Out of the material that follows, write out exactly the lines from the line with "A made-up structure" to the line with "Labels in which", both ends included, and no others.

> Source data
[Start of Attachment]

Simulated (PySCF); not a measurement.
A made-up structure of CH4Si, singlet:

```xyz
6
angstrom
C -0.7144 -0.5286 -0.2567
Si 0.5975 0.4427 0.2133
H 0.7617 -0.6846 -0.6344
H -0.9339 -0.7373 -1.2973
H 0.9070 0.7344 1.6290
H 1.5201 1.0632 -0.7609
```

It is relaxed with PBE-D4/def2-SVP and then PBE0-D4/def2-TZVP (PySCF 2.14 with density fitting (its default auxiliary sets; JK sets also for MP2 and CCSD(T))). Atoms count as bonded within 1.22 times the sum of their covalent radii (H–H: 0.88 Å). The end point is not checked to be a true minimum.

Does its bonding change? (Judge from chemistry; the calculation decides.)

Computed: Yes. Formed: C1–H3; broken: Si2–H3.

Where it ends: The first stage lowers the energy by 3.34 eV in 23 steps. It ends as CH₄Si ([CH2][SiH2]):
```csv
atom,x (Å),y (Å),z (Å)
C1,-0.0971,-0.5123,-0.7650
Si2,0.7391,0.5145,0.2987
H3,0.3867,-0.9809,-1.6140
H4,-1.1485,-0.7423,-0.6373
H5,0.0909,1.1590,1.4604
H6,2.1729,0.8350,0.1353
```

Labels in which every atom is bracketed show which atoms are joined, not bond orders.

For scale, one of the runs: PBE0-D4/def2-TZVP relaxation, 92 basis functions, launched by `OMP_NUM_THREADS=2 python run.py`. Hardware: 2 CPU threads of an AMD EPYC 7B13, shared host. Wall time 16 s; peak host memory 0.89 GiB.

[End of Attachment]

> Exercise output
A made-up structure of CH4Si, singlet:

```xyz
6
angstrom
C -0.7144 -0.5286 -0.2567
Si 0.5975 0.4427 0.2133
H 0.7617 -0.6846 -0.6344
H -0.9339 -0.7373 -1.2973
H 0.9070 0.7344 1.6290
H 1.5201 1.0632 -0.7609
```

It is relaxed with PBE-D4/def2-SVP and then PBE0-D4/def2-TZVP (PySCF 2.14 with density fitting (its default auxiliary sets; JK sets also for MP2 and CCSD(T))). Atoms count as bonded within 1.22 times the sum of their covalent radii (H–H: 0.88 Å). The end point is not checked to be a true minimum.

Does its bonding change? (Judge from chemistry; the calculation decides.)

Computed: Yes. Formed: C1–H3; broken: Si2–H3.

Where it ends: The first stage lowers the energy by 3.34 eV in 23 steps. It ends as CH₄Si ([CH2][SiH2]):
```csv
atom,x (Å),y (Å),z (Å)
C1,-0.0971,-0.5123,-0.7650
Si2,0.7391,0.5145,0.2987
H3,0.3867,-0.9809,-1.6140
H4,-1.1485,-0.7423,-0.6373
H5,0.0909,1.1590,1.4604
H6,2.1729,0.8350,0.1353
```

Labels in which every atom is bracketed show which atoms are joined, not bond orders.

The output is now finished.